TASK ITEM:
Each line from the start of the records through the line containing "Answer: Least squares" is to be transcribed exactly, and no other line is to be included.

++++++

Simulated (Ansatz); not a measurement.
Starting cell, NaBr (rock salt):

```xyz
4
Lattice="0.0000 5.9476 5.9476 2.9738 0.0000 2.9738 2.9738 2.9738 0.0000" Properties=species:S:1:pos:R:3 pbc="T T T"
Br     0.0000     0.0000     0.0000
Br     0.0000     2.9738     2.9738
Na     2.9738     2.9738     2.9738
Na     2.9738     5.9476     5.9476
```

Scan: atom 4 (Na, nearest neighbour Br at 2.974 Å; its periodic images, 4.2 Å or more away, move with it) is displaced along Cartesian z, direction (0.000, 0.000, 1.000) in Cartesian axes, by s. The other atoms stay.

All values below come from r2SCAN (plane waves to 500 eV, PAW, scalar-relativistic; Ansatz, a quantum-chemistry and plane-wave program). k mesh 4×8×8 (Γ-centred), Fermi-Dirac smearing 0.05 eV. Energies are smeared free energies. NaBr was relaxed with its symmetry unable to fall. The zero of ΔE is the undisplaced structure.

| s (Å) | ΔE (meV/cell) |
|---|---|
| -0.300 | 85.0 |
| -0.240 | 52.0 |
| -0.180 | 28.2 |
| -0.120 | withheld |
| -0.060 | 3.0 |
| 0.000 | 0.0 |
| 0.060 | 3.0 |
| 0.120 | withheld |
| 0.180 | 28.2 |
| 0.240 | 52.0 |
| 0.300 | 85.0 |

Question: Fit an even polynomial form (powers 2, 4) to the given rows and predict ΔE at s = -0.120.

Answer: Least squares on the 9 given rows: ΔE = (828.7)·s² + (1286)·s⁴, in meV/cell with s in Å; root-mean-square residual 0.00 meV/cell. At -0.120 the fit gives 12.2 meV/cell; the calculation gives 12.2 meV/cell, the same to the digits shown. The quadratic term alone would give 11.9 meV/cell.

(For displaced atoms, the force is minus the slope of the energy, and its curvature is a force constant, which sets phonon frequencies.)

++++++

RESPONSE AREA:
Simulated (Ansatz); not a measurement.
Starting cell, NaBr (rock salt):

```xyz
4
Lattice="0.0000 5.9476 5.9476 2.9738 0.0000 2.9738 2.9738 2.9738 0.0000" Properties=species:S:1:pos:R:3 pbc="T T T"
Br     0.0000     0.0000     0.0000
Br     0.0000     2.9738     2.9738
Na     2.9738     2.9738     2.9738
Na     2.9738     5.9476     5.9476
```

Scan: atom 4 (Na, nearest neighbour Br at 2.974 Å; its periodic images, 4.2 Å or more away, move with it) is displaced along Cartesian z, direction (0.000, 0.000, 1.000) in Cartesian axes, by s. The other atoms stay.

All values below come from r2SCAN (plane waves to 500 eV, PAW, scalar-relativistic; Ansatz, a quantum-chemistry and plane-wave program). k mesh 4×8×8 (Γ-centred), Fermi-Dirac smearing 0.05 eV. Energies are smeared free energies. NaBr was relaxed with its symmetry unable to fall. The zero of ΔE is the undisplaced structure.

| s (Å) | ΔE (meV/cell) |
|---|---|
| -0.300 | 85.0 |
| -0.240 | 52.0 |
| -0.180 | 28.2 |
| -0.120 | withheld |
| -0.060 | 3.0 |
| 0.000 | 0.0 |
| 0.060 | 3.0 |
| 0.120 | withheld |
| 0.180 | 28.2 |
| 0.240 | 52.0 |
| 0.300 | 85.0 |

Question: Fit an even polynomial form (powers 2, 4) to the given rows and predict ΔE at s = -0.120.

Answer: Least squares on the 9 given rows: ΔE = (828.7)·s² + (1286)·s⁴, in meV/cell with s in Å; root-mean-square residual 0.00 meV/cell. At -0.120 the fit gives 12.2 meV/cell; the calculation gives 12.2 meV/cell, the same to the digits shown. The quadratic term alone would give 11.9 meV/cell.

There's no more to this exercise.